○ ○ ○ ○ ○
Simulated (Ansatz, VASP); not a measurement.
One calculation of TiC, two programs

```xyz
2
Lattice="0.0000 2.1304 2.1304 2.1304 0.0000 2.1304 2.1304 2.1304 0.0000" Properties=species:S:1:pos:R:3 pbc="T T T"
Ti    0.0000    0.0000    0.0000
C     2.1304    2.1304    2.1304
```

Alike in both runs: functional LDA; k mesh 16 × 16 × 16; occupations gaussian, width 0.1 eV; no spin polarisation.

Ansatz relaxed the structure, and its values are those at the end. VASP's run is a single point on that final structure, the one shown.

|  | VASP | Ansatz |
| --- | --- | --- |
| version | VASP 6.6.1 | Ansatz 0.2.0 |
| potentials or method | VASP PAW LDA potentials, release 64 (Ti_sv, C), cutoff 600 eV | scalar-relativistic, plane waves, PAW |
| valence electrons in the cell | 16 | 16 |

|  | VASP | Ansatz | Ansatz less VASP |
○ ○ ○ ○ ○

_BRIEF_. Find the line with "One calculation of TiC, two programs" in the material above. Reproduce it and each line after it up to and including the line with "cell | 16 | 16 |".

_WORKED SOLUTION_.
One calculation of TiC, two programs

```xyz
2
Lattice="0.0000 2.1304 2.1304 2.1304 0.0000 2.1304 2.1304 2.1304 0.0000" Properties=species:S:1:pos:R:3 pbc="T T T"
Ti    0.0000    0.0000    0.0000
C     2.1304    2.1304    2.1304
```

Alike in both runs: functional LDA; k mesh 16 × 16 × 16; occupations gaussian, width 0.1 eV; no spin polarisation.

Ansatz relaxed the structure, and its values are those at the end. VASP's run is a single point on that final structure, the one shown.

|  | VASP | Ansatz |
| --- | --- | --- |
| version | VASP 6.6.1 | Ansatz 0.2.0 |
| potentials or method | VASP PAW LDA potentials, release 64 (Ti_sv, C), cutoff 600 eV | scalar-relativistic, plane waves, PAW |
| valence electrons in the cell | 16 | 16 |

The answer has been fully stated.